▸ Work order
What follows is a listing; give it again exactly, in its entirety.

▸ Extracted information
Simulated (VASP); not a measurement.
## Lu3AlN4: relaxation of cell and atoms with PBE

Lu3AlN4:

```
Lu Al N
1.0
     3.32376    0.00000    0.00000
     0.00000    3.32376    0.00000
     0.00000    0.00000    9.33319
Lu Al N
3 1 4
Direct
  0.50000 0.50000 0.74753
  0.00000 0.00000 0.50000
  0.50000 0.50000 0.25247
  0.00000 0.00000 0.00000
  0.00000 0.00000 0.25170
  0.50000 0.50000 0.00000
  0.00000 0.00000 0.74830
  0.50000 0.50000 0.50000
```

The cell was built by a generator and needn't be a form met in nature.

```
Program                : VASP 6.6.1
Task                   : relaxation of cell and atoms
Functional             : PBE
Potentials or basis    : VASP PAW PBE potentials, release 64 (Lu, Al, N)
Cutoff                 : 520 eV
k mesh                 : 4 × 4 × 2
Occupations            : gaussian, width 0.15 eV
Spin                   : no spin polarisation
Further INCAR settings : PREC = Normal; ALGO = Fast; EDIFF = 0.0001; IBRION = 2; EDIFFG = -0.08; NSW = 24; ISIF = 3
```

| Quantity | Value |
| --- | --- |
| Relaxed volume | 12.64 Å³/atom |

▸ Task response
Simulated (VASP); not a measurement.
## Lu3AlN4: relaxation of cell and atoms with PBE

Lu3AlN4:

```
Lu Al N
1.0
     3.32376    0.00000    0.00000
     0.00000    3.32376    0.00000
     0.00000    0.00000    9.33319
Lu Al N
3 1 4
Direct
  0.50000 0.50000 0.74753
  0.00000 0.00000 0.50000
  0.50000 0.50000 0.25247
  0.00000 0.00000 0.00000
  0.00000 0.00000 0.25170
  0.50000 0.50000 0.00000
  0.00000 0.00000 0.74830
  0.50000 0.50000 0.50000
```

The cell was built by a generator and needn't be a form met in nature.

```
Program                : VASP 6.6.1
Task                   : relaxation of cell and atoms
Functional             : PBE
Potentials or basis    : VASP PAW PBE potentials, release 64 (Lu, Al, N)
Cutoff                 : 520 eV
k mesh                 : 4 × 4 × 2
Occupations            : gaussian, width 0.15 eV
Spin                   : no spin polarisation
Further INCAR settings : PREC = Normal; ALGO = Fast; EDIFF = 0.0001; IBRION = 2; EDIFFG = -0.08; NSW = 24; ISIF = 3
```

| Quantity | Value |
| --- | --- |
| Relaxed volume | 12.64 Å³/atom |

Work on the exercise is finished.